Information START

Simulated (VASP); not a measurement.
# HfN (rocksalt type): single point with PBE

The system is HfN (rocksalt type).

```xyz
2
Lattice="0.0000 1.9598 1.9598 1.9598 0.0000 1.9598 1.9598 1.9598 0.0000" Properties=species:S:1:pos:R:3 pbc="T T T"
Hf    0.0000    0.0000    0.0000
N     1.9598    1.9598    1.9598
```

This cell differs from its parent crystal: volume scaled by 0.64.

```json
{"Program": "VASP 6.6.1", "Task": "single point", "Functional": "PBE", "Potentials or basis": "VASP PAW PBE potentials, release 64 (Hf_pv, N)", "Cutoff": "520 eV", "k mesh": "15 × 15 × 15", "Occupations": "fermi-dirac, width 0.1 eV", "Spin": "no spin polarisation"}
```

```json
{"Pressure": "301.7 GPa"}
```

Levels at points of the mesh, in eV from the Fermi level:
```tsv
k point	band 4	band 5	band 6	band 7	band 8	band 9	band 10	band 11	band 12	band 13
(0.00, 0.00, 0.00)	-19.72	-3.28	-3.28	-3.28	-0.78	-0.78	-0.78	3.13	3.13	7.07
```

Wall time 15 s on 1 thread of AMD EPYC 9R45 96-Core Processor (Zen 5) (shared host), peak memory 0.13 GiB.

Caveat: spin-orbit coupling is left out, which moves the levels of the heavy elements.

Information END

■ Requirement ■
Restate, word for word and without additions, every line from the top of the listing above through the line that contains "Wall time 15".

■ Answer area ■
Simulated (VASP); not a measurement.
# HfN (rocksalt type): single point with PBE

The system is HfN (rocksalt type).

```xyz
2
Lattice="0.0000 1.9598 1.9598 1.9598 0.0000 1.9598 1.9598 1.9598 0.0000" Properties=species:S:1:pos:R:3 pbc="T T T"
Hf    0.0000    0.0000    0.0000
N     1.9598    1.9598    1.9598
```

This cell differs from its parent crystal: volume scaled by 0.64.

```json
{"Program": "VASP 6.6.1", "Task": "single point", "Functional": "PBE", "Potentials or basis": "VASP PAW PBE potentials, release 64 (Hf_pv, N)", "Cutoff": "520 eV", "k mesh": "15 × 15 × 15", "Occupations": "fermi-dirac, width 0.1 eV", "Spin": "no spin polarisation"}
```

```json
{"Pressure": "301.7 GPa"}
```

Levels at points of the mesh, in eV from the Fermi level:
```tsv
k point	band 4	band 5	band 6	band 7	band 8	band 9	band 10	band 11	band 12	band 13
(0.00, 0.00, 0.00)	-19.72	-3.28	-3.28	-3.28	-0.78	-0.78	-0.78	3.13	3.13	7.07
```

Wall time 15 s on 1 thread of AMD EPYC 9R45 96-Core Processor (Zen 5) (shared host), peak memory 0.13 GiB.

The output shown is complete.